Dataset entries ::
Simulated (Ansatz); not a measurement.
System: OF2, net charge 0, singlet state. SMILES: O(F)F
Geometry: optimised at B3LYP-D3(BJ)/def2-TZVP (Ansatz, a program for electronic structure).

Activity :: Produce a verbatim transcript of the material above.

Your response ::
Simulated (Ansatz); not a measurement.
System: OF2, net charge 0, singlet state. SMILES: O(F)F
Geometry: optimised at B3LYP-D3(BJ)/def2-TZVP (Ansatz, a program for electronic structure).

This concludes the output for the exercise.